TASK ITEM:
Look through the records below for the line with "Two geometries of". Return that line and each one after it up to and including the line with "Q: Which geometry has the lower energy?", exactly.

PROVIDED MATERIAL:
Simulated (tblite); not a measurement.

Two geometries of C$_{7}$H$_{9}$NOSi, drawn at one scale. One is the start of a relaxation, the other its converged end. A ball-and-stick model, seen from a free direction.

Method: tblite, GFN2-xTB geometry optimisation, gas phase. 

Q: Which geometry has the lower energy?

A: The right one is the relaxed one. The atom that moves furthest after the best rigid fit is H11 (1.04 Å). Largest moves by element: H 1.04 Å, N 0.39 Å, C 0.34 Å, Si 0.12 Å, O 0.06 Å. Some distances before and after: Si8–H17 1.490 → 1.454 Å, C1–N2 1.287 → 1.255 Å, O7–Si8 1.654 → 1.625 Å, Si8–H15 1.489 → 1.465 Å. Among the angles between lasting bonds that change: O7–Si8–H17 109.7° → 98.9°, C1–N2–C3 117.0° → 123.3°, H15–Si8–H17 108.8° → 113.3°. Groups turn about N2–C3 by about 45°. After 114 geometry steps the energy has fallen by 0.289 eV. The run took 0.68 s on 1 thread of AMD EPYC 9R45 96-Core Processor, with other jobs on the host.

ANSWER SECTION:
Two geometries of C$_{7}$H$_{9}$NOSi, drawn at one scale. One is the start of a relaxation, the other its converged end. A ball-and-stick model, seen from a free direction.

Method: tblite, GFN2-xTB geometry optimisation, gas phase. 

Q: Which geometry has the lower energy?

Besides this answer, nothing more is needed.